Once the line with "## 1. The atom as given" is found in the entries below, repeat it and each following line exactly, up to and including the line with "## 3. 1s2 2s2 2p6 3s2 3p6 3d-3 3d+6 4s2 5d-1". Add no other lines.

::: Information given :::

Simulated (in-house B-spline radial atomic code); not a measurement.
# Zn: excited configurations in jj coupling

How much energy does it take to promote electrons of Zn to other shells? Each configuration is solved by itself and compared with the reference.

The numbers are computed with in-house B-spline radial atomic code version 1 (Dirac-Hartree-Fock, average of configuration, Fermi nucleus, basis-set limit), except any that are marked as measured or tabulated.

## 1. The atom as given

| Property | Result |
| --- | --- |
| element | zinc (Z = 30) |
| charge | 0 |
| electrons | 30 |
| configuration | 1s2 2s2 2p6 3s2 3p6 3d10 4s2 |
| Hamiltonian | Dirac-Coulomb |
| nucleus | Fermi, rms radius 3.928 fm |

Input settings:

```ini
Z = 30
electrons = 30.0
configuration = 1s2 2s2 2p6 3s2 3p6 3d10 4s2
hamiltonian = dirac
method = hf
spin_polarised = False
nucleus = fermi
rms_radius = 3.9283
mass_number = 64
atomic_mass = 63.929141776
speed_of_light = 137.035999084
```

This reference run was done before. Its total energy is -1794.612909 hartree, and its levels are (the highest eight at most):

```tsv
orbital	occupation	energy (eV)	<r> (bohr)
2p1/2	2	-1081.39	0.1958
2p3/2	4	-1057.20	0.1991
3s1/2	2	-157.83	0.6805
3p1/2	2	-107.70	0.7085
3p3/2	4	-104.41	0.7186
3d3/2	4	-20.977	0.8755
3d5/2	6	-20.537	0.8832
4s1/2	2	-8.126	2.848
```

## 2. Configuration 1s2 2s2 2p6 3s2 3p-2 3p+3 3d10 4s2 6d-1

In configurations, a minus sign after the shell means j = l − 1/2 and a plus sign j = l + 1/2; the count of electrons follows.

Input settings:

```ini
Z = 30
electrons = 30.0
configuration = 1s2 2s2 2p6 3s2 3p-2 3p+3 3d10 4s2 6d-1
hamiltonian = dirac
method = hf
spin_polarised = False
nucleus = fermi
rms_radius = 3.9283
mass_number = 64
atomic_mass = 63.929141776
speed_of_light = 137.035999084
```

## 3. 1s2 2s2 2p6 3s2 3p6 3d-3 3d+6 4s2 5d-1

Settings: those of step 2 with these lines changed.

:::

Exercise result »
## 1. The atom as given

| Property | Result |
| --- | --- |
| element | zinc (Z = 30) |
| charge | 0 |
| electrons | 30 |
| configuration | 1s2 2s2 2p6 3s2 3p6 3d10 4s2 |
| Hamiltonian | Dirac-Coulomb |
| nucleus | Fermi, rms radius 3.928 fm |

Input settings:

```ini
Z = 30
electrons = 30.0
configuration = 1s2 2s2 2p6 3s2 3p6 3d10 4s2
hamiltonian = dirac
method = hf
spin_polarised = False
nucleus = fermi
rms_radius = 3.9283
mass_number = 64
atomic_mass = 63.929141776
speed_of_light = 137.035999084
```

This reference run was done before. Its total energy is -1794.612909 hartree, and its levels are (the highest eight at most):

```tsv
orbital	occupation	energy (eV)	<r> (bohr)
2p1/2	2	-1081.39	0.1958
2p3/2	4	-1057.20	0.1991
3s1/2	2	-157.83	0.6805
3p1/2	2	-107.70	0.7085
3p3/2	4	-104.41	0.7186
3d3/2	4	-20.977	0.8755
3d5/2	6	-20.537	0.8832
4s1/2	2	-8.126	2.848
```

## 2. Configuration 1s2 2s2 2p6 3s2 3p-2 3p+3 3d10 4s2 6d-1

In configurations, a minus sign after the shell means j = l − 1/2 and a plus sign j = l + 1/2; the count of electrons follows.

Input settings:

```ini
Z = 30
electrons = 30.0
configuration = 1s2 2s2 2p6 3s2 3p-2 3p+3 3d10 4s2 6d-1
hamiltonian = dirac
method = hf
spin_polarised = False
nucleus = fermi
rms_radius = 3.9283
mass_number = 64
atomic_mass = 63.929141776
speed_of_light = 137.035999084
```

## 3. 1s2 2s2 2p6 3s2 3p6 3d-3 3d+6 4s2 5d-1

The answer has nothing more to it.